**WORK ORDER**: Transcribe the data that follows, exactly and in full.

**PROVIDED DATA**:
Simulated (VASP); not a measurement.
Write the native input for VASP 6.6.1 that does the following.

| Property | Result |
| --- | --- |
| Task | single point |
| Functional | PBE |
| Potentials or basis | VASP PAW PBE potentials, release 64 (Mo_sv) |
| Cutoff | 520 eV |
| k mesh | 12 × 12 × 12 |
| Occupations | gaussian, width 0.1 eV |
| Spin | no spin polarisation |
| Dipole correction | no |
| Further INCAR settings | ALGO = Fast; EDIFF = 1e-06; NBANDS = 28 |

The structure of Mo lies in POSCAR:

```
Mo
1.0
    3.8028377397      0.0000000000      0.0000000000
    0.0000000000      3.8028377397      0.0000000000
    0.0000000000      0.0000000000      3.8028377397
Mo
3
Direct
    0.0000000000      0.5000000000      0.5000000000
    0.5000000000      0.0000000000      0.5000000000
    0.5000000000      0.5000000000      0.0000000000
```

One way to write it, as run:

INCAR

**TASK RESULT**:
Simulated (VASP); not a measurement.
Write the native input for VASP 6.6.1 that does the following.

| Property | Result |
| --- | --- |
| Task | single point |
| Functional | PBE |
| Potentials or basis | VASP PAW PBE potentials, release 64 (Mo_sv) |
| Cutoff | 520 eV |
| k mesh | 12 × 12 × 12 |
| Occupations | gaussian, width 0.1 eV |
| Spin | no spin polarisation |
| Dipole correction | no |
| Further INCAR settings | ALGO = Fast; EDIFF = 1e-06; NBANDS = 28 |

The structure of Mo lies in POSCAR:

```
Mo
1.0
    3.8028377397      0.0000000000      0.0000000000
    0.0000000000      3.8028377397      0.0000000000
    0.0000000000      0.0000000000      3.8028377397
Mo
3
Direct
    0.0000000000      0.5000000000      0.5000000000
    0.5000000000      0.0000000000      0.5000000000
    0.5000000000      0.5000000000      0.0000000000
```

One way to write it, as run:

INCAR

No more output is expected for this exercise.